» ASSIGNED TASK: The data below holds the lines to copy: everything from the line containing "Question: Metal, semiconductor or insulator?" to the line containing "Answer: At A", both ends included, set down exactly.

» DATA RECORDS:
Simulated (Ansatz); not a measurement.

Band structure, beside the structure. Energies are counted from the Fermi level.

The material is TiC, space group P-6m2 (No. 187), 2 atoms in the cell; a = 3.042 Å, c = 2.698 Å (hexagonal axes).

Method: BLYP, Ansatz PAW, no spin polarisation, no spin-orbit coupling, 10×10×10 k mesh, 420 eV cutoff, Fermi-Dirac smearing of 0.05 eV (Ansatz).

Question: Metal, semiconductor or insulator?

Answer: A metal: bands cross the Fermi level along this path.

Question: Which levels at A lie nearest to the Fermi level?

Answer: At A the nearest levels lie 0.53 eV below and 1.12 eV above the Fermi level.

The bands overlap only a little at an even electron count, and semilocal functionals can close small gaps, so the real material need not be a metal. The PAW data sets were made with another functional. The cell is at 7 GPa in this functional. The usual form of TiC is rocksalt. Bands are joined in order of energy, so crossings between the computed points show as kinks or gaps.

» EXERCISE SOLUTION:
Question: Metal, semiconductor or insulator?

Answer: A metal: bands cross the Fermi level along this path.

Question: Which levels at A lie nearest to the Fermi level?

Answer: At A the nearest levels lie 0.53 eV below and 1.12 eV above the Fermi level.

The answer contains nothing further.